▶ WORK ORDER
Using the records below, write out again exactly the lines that begin at the line containing "One calculation of ZnO, two programs" and end at the line containing "Question: Estimate VASP's values.", and no other lines.

RECORD SET START
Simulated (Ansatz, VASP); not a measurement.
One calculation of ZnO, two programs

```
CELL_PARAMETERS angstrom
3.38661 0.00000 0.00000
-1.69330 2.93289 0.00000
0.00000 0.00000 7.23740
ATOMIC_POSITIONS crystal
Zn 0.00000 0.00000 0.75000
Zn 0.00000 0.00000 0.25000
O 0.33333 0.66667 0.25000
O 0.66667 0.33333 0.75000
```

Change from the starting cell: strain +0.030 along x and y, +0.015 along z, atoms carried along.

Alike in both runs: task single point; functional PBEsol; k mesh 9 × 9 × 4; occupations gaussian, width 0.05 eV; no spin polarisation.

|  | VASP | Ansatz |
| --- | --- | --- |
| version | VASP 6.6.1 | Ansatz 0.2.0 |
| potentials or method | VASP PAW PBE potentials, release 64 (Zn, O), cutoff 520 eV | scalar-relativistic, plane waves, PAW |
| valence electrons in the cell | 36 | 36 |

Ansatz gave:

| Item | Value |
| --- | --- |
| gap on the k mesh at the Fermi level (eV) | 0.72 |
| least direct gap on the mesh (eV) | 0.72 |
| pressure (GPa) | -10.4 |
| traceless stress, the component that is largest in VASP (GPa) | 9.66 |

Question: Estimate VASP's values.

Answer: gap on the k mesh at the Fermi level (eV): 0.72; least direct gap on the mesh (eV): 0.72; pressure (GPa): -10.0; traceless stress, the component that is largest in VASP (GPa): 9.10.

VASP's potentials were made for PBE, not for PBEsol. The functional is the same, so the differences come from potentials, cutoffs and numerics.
RECORD SET END

▶ WRITTEN SOLUTION
One calculation of ZnO, two programs

```
CELL_PARAMETERS angstrom
3.38661 0.00000 0.00000
-1.69330 2.93289 0.00000
0.00000 0.00000 7.23740
ATOMIC_POSITIONS crystal
Zn 0.00000 0.00000 0.75000
Zn 0.00000 0.00000 0.25000
O 0.33333 0.66667 0.25000
O 0.66667 0.33333 0.75000
```

Change from the starting cell: strain +0.030 along x and y, +0.015 along z, atoms carried along.

Alike in both runs: task single point; functional PBEsol; k mesh 9 × 9 × 4; occupations gaussian, width 0.05 eV; no spin polarisation.

|  | VASP | Ansatz |
| --- | --- | --- |
| version | VASP 6.6.1 | Ansatz 0.2.0 |
| potentials or method | VASP PAW PBE potentials, release 64 (Zn, O), cutoff 520 eV | scalar-relativistic, plane waves, PAW |
| valence electrons in the cell | 36 | 36 |

Ansatz gave:

| Item | Value |
| --- | --- |
| gap on the k mesh at the Fermi level (eV) | 0.72 |
| least direct gap on the mesh (eV) | 0.72 |
| pressure (GPa) | -10.4 |
| traceless stress, the component that is largest in VASP (GPa) | 9.66 |

Question: Estimate VASP's values.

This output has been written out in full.